^^^^
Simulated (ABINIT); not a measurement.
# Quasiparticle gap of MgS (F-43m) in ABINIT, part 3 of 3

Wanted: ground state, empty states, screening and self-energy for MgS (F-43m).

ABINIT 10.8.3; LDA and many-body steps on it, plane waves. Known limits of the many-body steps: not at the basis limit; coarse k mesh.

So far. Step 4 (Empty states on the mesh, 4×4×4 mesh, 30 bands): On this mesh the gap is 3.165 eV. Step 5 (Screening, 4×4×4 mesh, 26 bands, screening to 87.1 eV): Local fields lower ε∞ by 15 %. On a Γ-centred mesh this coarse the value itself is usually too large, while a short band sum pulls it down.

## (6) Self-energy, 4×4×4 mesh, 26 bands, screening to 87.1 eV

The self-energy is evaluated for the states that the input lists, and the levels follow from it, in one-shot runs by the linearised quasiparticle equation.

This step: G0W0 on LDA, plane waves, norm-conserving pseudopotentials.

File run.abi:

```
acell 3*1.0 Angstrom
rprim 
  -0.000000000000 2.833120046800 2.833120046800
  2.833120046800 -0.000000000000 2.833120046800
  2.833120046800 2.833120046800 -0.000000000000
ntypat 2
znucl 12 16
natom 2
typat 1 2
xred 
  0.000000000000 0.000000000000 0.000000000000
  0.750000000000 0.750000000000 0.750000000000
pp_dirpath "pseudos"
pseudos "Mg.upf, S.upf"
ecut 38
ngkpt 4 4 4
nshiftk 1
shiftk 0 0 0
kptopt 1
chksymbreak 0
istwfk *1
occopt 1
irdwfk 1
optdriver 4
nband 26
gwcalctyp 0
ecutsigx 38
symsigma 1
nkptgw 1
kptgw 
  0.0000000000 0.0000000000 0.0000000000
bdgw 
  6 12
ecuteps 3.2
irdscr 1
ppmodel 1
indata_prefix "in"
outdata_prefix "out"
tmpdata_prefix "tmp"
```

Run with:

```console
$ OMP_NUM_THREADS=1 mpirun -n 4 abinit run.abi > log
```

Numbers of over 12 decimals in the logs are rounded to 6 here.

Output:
^^^^

Work task
The answer must be a verbatim transcription of the entries above, from the first line through the line that contains "ABINIT 10.8.3; LDA", and nothing more.

Exercise result
Simulated (ABINIT); not a measurement.
# Quasiparticle gap of MgS (F-43m) in ABINIT, part 3 of 3

Wanted: ground state, empty states, screening and self-energy for MgS (F-43m).

ABINIT 10.8.3; LDA and many-body steps on it, plane waves. Known limits of the many-body steps: not at the basis limit; coarse k mesh.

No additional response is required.